WORK ITEM -
Reproduce the data below line by line, from its first line to the line with "The largest gap", both included, and nothing past that point.

SOURCE INFORMATION -
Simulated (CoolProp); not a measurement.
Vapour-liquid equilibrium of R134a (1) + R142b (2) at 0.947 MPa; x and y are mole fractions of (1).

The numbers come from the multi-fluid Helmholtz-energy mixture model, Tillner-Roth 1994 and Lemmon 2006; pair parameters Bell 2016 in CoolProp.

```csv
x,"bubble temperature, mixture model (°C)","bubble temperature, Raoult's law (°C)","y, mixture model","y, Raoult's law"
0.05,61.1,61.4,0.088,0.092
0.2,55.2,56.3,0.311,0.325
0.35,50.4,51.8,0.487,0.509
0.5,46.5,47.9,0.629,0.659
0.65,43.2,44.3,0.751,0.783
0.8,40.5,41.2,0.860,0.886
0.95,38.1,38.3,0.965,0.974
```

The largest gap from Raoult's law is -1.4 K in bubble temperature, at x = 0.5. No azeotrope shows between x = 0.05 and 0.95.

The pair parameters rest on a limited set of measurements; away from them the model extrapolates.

WRITTEN REPLY -
Simulated (CoolProp); not a measurement.
Vapour-liquid equilibrium of R134a (1) + R142b (2) at 0.947 MPa; x and y are mole fractions of (1).

The numbers come from the multi-fluid Helmholtz-energy mixture model, Tillner-Roth 1994 and Lemmon 2006; pair parameters Bell 2016 in CoolProp.

```csv
x,"bubble temperature, mixture model (°C)","bubble temperature, Raoult's law (°C)","y, mixture model","y, Raoult's law"
0.05,61.1,61.4,0.088,0.092
0.2,55.2,56.3,0.311,0.325
0.35,50.4,51.8,0.487,0.509
0.5,46.5,47.9,0.629,0.659
0.65,43.2,44.3,0.751,0.783
0.8,40.5,41.2,0.860,0.886
0.95,38.1,38.3,0.965,0.974
```

The largest gap from Raoult's law is -1.4 K in bubble temperature, at x = 0.5. No azeotrope shows between x = 0.05 and 0.95.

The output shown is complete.